Action item>
Every record that follows should be written out again without any change.

Data for review>
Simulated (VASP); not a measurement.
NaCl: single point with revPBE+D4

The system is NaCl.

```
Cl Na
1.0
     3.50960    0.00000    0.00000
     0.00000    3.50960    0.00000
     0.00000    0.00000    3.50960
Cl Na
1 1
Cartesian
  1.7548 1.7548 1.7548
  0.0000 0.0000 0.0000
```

Response area>
Simulated (VASP); not a measurement.
NaCl: single point with revPBE+D4

The system is NaCl.

```
Cl Na
1.0
     3.50960    0.00000    0.00000
     0.00000    3.50960    0.00000
     0.00000    0.00000    3.50960
Cl Na
1 1
Cartesian
  1.7548 1.7548 1.7548
  0.0000 0.0000 0.0000
```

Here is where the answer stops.